## INFORMATION SUPPLIED

#####

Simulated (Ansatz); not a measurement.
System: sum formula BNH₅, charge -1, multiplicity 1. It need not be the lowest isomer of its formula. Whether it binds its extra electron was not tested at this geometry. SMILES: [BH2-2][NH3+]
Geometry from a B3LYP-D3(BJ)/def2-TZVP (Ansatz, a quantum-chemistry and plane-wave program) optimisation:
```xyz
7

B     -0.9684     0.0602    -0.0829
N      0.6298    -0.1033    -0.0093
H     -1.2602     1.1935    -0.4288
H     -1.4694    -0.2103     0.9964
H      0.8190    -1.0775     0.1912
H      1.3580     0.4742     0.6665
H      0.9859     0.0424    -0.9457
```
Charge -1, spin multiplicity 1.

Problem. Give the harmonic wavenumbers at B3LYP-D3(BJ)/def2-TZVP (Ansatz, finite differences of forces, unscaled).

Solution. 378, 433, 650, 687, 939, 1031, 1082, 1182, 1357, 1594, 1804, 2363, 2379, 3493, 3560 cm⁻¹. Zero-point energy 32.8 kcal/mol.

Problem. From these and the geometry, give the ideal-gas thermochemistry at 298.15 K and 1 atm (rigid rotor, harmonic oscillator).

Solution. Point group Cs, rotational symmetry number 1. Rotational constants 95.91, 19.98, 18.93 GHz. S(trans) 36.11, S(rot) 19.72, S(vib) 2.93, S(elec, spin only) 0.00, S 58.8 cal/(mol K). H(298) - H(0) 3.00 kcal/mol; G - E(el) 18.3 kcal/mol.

#####

## WORK TASK
Copy out the data above word for word, starting at its first line and ending with the line that contains "Problem. From these".

## YOUR RESPONSE
Simulated (Ansatz); not a measurement.
System: sum formula BNH₅, charge -1, multiplicity 1. It need not be the lowest isomer of its formula. Whether it binds its extra electron was not tested at this geometry. SMILES: [BH2-2][NH3+]
Geometry from a B3LYP-D3(BJ)/def2-TZVP (Ansatz, a quantum-chemistry and plane-wave program) optimisation:
```xyz
7

B     -0.9684     0.0602    -0.0829
N      0.6298    -0.1033    -0.0093
H     -1.2602     1.1935    -0.4288
H     -1.4694    -0.2103     0.9964
H      0.8190    -1.0775     0.1912
H      1.3580     0.4742     0.6665
H      0.9859     0.0424    -0.9457
```
Charge -1, spin multiplicity 1.

Problem. Give the harmonic wavenumbers at B3LYP-D3(BJ)/def2-TZVP (Ansatz, finite differences of forces, unscaled).

Solution. 378, 433, 650, 687, 939, 1031, 1082, 1182, 1357, 1594, 1804, 2363, 2379, 3493, 3560 cm⁻¹. Zero-point energy 32.8 kcal/mol.

Problem. From these and the geometry, give the ideal-gas thermochemistry at 298.15 K and 1 atm (rigid rotor, harmonic oscillator).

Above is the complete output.